> WORK ITEM: Reproduce exactly the lines that run from the start of the records below to the line with "How does the", inclusive.

SUPPLIED INFORMATION section start
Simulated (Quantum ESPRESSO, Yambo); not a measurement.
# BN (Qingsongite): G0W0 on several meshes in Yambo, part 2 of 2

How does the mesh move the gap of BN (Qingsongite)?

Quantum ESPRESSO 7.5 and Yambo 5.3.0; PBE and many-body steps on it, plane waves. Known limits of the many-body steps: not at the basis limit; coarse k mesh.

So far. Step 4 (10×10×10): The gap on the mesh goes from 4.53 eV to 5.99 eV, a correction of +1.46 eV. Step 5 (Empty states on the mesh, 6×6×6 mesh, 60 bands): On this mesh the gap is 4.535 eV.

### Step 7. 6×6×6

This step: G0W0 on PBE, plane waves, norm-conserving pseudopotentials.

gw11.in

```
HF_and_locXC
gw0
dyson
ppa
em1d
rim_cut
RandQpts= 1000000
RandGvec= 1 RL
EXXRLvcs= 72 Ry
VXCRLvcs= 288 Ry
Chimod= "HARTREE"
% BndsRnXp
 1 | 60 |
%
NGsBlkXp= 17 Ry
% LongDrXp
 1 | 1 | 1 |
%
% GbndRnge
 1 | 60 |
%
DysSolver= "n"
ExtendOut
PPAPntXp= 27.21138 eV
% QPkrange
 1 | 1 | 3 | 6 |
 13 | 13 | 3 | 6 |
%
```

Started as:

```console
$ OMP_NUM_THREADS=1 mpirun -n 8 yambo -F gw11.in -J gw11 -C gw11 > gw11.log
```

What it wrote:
SUPPLIED INFORMATION section end

> TASK RESULT:
Simulated (Quantum ESPRESSO, Yambo); not a measurement.
# BN (Qingsongite): G0W0 on several meshes in Yambo, part 2 of 2

How does the mesh move the gap of BN (Qingsongite)?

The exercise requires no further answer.